Work order:
Stop after the line containing "### 1. The starting structure": print each line exactly from the first line of the listing up to that point.

Supplied material:
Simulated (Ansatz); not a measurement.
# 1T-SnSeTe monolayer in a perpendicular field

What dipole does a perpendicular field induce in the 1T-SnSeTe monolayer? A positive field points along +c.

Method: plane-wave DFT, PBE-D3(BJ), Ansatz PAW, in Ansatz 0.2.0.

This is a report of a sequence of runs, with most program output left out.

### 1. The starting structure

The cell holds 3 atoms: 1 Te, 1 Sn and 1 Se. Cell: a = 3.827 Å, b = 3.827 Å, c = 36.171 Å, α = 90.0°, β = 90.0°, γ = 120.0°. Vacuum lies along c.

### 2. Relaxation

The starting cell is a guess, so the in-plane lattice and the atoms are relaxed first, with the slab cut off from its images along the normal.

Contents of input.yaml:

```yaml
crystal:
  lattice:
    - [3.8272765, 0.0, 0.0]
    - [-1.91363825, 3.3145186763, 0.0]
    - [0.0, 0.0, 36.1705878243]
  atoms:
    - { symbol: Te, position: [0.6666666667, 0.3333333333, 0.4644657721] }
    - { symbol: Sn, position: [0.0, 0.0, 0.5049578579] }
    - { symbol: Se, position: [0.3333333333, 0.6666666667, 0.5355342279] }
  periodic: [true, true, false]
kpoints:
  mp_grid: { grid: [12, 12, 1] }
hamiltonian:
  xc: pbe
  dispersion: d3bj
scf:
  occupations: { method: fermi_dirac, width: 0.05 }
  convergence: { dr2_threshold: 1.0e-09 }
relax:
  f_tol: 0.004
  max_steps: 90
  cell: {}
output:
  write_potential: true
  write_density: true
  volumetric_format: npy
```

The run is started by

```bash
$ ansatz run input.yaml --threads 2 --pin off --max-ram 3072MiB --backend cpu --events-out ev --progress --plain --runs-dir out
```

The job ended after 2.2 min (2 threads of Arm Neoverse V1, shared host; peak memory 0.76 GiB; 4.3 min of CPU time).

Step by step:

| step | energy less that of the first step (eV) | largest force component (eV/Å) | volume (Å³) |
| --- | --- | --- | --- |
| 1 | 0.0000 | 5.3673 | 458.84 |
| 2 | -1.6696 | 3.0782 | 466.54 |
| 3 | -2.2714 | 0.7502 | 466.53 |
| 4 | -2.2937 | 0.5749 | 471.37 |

Response:
Simulated (Ansatz); not a measurement.
# 1T-SnSeTe monolayer in a perpendicular field

What dipole does a perpendicular field induce in the 1T-SnSeTe monolayer? A positive field points along +c.

Method: plane-wave DFT, PBE-D3(BJ), Ansatz PAW, in Ansatz 0.2.0.

This is a report of a sequence of runs, with most program output left out.

### 1. The starting structure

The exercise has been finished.